__Data extracts__
┄┄┄┄┄┄┄┄┄┄┄┄┄┄┄┄┄┄┄┄

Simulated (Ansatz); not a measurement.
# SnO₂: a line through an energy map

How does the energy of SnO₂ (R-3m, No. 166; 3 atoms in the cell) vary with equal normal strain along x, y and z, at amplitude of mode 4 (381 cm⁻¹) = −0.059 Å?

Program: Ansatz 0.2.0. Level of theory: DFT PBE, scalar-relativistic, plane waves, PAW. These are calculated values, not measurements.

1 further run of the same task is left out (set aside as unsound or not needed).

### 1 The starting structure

┄┄┄┄┄┄┄┄┄┄┄┄┄┄┄┄┄┄┄┄

All of the entries are to be set down again without alteration.

__Task output__
Simulated (Ansatz); not a measurement.
# SnO₂: a line through an energy map

How does the energy of SnO₂ (R-3m, No. 166; 3 atoms in the cell) vary with equal normal strain along x, y and z, at amplitude of mode 4 (381 cm⁻¹) = −0.059 Å?

Program: Ansatz 0.2.0. Level of theory: DFT PBE, scalar-relativistic, plane waves, PAW. These are calculated values, not measurements.

1 further run of the same task is left out (set aside as unsound or not needed).

### 1 The starting structure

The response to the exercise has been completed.